RECORDS SHOWN –
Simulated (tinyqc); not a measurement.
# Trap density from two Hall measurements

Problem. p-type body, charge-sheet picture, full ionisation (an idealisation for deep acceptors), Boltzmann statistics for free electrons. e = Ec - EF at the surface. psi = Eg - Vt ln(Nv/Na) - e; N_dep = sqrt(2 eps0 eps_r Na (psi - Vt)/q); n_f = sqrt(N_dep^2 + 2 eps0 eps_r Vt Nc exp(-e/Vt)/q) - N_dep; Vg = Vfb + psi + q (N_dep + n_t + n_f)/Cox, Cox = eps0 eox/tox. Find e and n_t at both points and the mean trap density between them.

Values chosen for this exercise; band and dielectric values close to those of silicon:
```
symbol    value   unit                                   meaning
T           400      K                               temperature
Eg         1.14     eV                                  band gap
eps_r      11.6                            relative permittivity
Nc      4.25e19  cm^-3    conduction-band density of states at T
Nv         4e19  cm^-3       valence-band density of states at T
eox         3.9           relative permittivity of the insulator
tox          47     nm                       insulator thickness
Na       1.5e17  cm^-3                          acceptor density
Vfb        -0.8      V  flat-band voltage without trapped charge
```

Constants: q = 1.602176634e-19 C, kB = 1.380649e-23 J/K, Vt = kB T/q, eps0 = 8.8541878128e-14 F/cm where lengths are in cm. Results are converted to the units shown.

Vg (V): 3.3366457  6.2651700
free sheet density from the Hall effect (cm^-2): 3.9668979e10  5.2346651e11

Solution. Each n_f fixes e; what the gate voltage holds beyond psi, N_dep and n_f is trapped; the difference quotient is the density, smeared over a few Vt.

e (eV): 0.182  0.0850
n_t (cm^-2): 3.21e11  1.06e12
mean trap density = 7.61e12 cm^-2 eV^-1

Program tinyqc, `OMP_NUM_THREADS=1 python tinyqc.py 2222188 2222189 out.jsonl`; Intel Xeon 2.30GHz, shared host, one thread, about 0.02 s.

ACTIVITY –
Looking back over the data above, restate word for word the lines that begin at the line with "Vg (V): 3.3366457" and end at the line with "mean trap density = 7.61e12 cm^-2 eV^-1", inclusive.

TASK OUTPUT –
Vg (V): 3.3366457  6.2651700
free sheet density from the Hall effect (cm^-2): 3.9668979e10  5.2346651e11

Solution. Each n_f fixes e; what the gate voltage holds beyond psi, N_dep and n_f is trapped; the difference quotient is the density, smeared over a few Vt.

e (eV): 0.182  0.0850
n_t (cm^-2): 3.21e11  1.06e12
mean trap density = 7.61e12 cm^-2 eV^-1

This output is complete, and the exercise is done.